EXERCISE:
From the first line of the records through the line containing "One atom of each set is listed.", retype every line exactly and nothing else.

===============

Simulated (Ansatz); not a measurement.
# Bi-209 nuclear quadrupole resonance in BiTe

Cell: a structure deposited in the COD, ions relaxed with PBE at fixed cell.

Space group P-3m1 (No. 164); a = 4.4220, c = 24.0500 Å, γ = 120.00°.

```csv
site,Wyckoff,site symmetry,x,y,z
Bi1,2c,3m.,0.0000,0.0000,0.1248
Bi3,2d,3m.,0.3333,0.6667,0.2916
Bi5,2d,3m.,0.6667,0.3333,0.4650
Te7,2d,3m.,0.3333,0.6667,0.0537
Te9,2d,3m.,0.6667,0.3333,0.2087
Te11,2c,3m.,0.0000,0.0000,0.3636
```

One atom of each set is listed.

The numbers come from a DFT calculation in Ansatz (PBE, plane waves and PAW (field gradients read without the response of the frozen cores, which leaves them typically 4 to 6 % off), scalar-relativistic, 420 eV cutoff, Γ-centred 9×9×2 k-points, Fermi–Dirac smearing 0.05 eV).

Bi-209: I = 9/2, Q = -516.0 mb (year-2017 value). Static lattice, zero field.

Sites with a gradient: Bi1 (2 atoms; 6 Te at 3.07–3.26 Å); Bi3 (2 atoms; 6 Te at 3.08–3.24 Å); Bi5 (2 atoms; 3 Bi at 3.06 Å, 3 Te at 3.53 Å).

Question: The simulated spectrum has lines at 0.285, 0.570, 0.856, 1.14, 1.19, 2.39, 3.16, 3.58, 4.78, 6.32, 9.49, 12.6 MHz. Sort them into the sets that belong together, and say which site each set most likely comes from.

===============

EXERCISE RESPONSE:
Simulated (Ansatz); not a measurement.
# Bi-209 nuclear quadrupole resonance in BiTe

Cell: a structure deposited in the COD, ions relaxed with PBE at fixed cell.

Space group P-3m1 (No. 164); a = 4.4220, c = 24.0500 Å, γ = 120.00°.

```csv
site,Wyckoff,site symmetry,x,y,z
Bi1,2c,3m.,0.0000,0.0000,0.1248
Bi3,2d,3m.,0.3333,0.6667,0.2916
Bi5,2d,3m.,0.6667,0.3333,0.4650
Te7,2d,3m.,0.3333,0.6667,0.0537
Te9,2d,3m.,0.6667,0.3333,0.2087
Te11,2c,3m.,0.0000,0.0000,0.3636
```

One atom of each set is listed.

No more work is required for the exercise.